ENTRIES SHOWN =>
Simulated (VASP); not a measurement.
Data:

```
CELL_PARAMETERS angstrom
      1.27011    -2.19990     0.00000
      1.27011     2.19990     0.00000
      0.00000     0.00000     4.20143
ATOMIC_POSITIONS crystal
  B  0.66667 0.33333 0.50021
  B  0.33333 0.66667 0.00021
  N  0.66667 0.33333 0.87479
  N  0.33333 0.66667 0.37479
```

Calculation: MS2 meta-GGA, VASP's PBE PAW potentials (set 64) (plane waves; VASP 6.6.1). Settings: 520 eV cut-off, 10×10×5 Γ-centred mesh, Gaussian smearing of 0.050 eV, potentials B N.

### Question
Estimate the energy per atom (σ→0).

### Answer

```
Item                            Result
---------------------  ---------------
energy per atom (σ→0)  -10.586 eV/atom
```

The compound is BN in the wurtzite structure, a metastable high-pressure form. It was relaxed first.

WORK ORDER =>
All entries are to be reproduced verbatim, with none omitted.

PROBLEM SOLUTION =>
Simulated (VASP); not a measurement.
Data:

```
CELL_PARAMETERS angstrom
      1.27011    -2.19990     0.00000
      1.27011     2.19990     0.00000
      0.00000     0.00000     4.20143
ATOMIC_POSITIONS crystal
  B  0.66667 0.33333 0.50021
  B  0.33333 0.66667 0.00021
  N  0.66667 0.33333 0.87479
  N  0.33333 0.66667 0.37479
```

Calculation: MS2 meta-GGA, VASP's PBE PAW potentials (set 64) (plane waves; VASP 6.6.1). Settings: 520 eV cut-off, 10×10×5 Γ-centred mesh, Gaussian smearing of 0.050 eV, potentials B N.

### Question
Estimate the energy per atom (σ→0).

### Answer

```
Item                            Result
---------------------  ---------------
energy per atom (σ→0)  -10.586 eV/atom
```

The compound is BN in the wurtzite structure, a metastable high-pressure form. It was relaxed first.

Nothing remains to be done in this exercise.